> [Requirement]
What is needed here is an exact copy of every entry.

> [Material provided]
•••••
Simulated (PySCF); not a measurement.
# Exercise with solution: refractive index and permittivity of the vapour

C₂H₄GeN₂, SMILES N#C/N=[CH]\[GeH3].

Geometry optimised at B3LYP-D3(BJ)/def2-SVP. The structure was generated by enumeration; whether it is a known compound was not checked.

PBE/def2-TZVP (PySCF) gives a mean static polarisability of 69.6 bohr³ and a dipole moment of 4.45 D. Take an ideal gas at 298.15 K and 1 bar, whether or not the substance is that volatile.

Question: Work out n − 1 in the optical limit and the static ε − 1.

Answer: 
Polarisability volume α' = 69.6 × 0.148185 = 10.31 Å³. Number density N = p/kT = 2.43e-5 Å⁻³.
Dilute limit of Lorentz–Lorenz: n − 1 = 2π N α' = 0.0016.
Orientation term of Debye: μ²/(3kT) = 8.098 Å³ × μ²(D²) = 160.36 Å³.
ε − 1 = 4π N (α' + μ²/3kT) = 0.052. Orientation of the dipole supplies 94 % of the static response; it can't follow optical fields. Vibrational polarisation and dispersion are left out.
•••••

> [Your solution]
Simulated (PySCF); not a measurement.
# Exercise with solution: refractive index and permittivity of the vapour

C₂H₄GeN₂, SMILES N#C/N=[CH]\[GeH3].

Geometry optimised at B3LYP-D3(BJ)/def2-SVP. The structure was generated by enumeration; whether it is a known compound was not checked.

PBE/def2-TZVP (PySCF) gives a mean static polarisability of 69.6 bohr³ and a dipole moment of 4.45 D. Take an ideal gas at 298.15 K and 1 bar, whether or not the substance is that volatile.

Question: Work out n − 1 in the optical limit and the static ε − 1.

Answer: 
Polarisability volume α' = 69.6 × 0.148185 = 10.31 Å³. Number density N = p/kT = 2.43e-5 Å⁻³.
Dilute limit of Lorentz–Lorenz: n − 1 = 2π N α' = 0.0016.
Orientation term of Debye: μ²/(3kT) = 8.098 Å³ × μ²(D²) = 160.36 Å³.
ε − 1 = 4π N (α' + μ²/3kT) = 0.052. Orientation of the dipole supplies 94 % of the static response; it can't follow optical fields. Vibrational polarisation and dispersion are left out.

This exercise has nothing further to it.